WORK INSTRUCTION — Print the data that follows without changing a single word.

● ● ● ● ●

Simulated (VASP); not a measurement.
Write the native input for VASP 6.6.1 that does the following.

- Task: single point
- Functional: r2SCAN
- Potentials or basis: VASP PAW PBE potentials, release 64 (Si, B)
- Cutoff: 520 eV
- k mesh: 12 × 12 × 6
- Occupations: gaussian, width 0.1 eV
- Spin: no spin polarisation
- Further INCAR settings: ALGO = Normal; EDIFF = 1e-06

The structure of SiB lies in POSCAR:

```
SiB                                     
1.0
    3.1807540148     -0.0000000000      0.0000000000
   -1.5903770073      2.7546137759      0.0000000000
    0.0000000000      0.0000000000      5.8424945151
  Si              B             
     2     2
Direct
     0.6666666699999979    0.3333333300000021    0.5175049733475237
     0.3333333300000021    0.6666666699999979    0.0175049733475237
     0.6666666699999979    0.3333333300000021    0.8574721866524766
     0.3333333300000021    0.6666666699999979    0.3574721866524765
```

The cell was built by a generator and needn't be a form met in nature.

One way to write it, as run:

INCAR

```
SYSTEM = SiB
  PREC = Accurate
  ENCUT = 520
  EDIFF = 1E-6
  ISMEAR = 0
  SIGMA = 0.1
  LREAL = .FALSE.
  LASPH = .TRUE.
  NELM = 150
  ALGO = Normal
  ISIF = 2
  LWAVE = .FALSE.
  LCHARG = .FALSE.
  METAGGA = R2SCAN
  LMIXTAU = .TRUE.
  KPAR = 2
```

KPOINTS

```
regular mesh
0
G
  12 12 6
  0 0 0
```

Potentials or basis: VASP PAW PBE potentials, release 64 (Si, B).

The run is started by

● ● ● ● ●

ANSWER SPACE —
Simulated (VASP); not a measurement.
Write the native input for VASP 6.6.1 that does the following.

- Task: single point
- Functional: r2SCAN
- Potentials or basis: VASP PAW PBE potentials, release 64 (Si, B)
- Cutoff: 520 eV
- k mesh: 12 × 12 × 6
- Occupations: gaussian, width 0.1 eV
- Spin: no spin polarisation
- Further INCAR settings: ALGO = Normal; EDIFF = 1e-06

The structure of SiB lies in POSCAR:

```
SiB                                     
1.0
    3.1807540148     -0.0000000000      0.0000000000
   -1.5903770073      2.7546137759      0.0000000000
    0.0000000000      0.0000000000      5.8424945151
  Si              B             
     2     2
Direct
     0.6666666699999979    0.3333333300000021    0.5175049733475237
     0.3333333300000021    0.6666666699999979    0.0175049733475237
     0.6666666699999979    0.3333333300000021    0.8574721866524766
     0.3333333300000021    0.6666666699999979    0.3574721866524765
```

The cell was built by a generator and needn't be a form met in nature.

One way to write it, as run:

INCAR

```
SYSTEM = SiB
  PREC = Accurate
  ENCUT = 520
  EDIFF = 1E-6
  ISMEAR = 0
  SIGMA = 0.1
  LREAL = .FALSE.
  LASPH = .TRUE.
  NELM = 150
  ALGO = Normal
  ISIF = 2
  LWAVE = .FALSE.
  LCHARG = .FALSE.
  METAGGA = R2SCAN
  LMIXTAU = .TRUE.
  KPAR = 2
```

KPOINTS

```
regular mesh
0
G
  12 12 6
  0 0 0
```

Potentials or basis: VASP PAW PBE potentials, release 64 (Si, B).

The run is started by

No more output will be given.